WORK INSTRUCTION: I would like the listing below retyped exactly, line by line.

DATA FOR ANALYSIS:
= = =

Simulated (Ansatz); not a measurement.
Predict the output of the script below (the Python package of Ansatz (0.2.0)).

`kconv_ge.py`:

= = =

TASK RESPONSE:
Simulated (Ansatz); not a measurement.
Predict the output of the script below (the Python package of Ansatz (0.2.0)).

`kconv_ge.py`:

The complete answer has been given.